Extracted data Start Marker

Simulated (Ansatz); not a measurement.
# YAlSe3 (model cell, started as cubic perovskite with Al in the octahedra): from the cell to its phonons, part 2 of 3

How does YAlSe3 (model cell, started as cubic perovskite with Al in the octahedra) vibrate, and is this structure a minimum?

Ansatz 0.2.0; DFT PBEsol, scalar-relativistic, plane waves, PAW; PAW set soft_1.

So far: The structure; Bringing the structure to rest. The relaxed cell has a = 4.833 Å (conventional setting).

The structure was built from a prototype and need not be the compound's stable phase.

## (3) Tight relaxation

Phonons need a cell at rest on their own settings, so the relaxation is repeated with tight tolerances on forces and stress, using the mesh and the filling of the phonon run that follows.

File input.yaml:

Extracted data End Marker

### Task item
Mind each word and retype the entire listing above.

### Reply
Simulated (Ansatz); not a measurement.
# YAlSe3 (model cell, started as cubic perovskite with Al in the octahedra): from the cell to its phonons, part 2 of 3

How does YAlSe3 (model cell, started as cubic perovskite with Al in the octahedra) vibrate, and is this structure a minimum?

Ansatz 0.2.0; DFT PBEsol, scalar-relativistic, plane waves, PAW; PAW set soft_1.

So far: The structure; Bringing the structure to rest. The relaxed cell has a = 4.833 Å (conventional setting).

The structure was built from a prototype and need not be the compound's stable phase.

## (3) Tight relaxation

Phonons need a cell at rest on their own settings, so the relaxation is repeated with tight tolerances on forces and stress, using the mesh and the filling of the phonon run that follows.

File input.yaml:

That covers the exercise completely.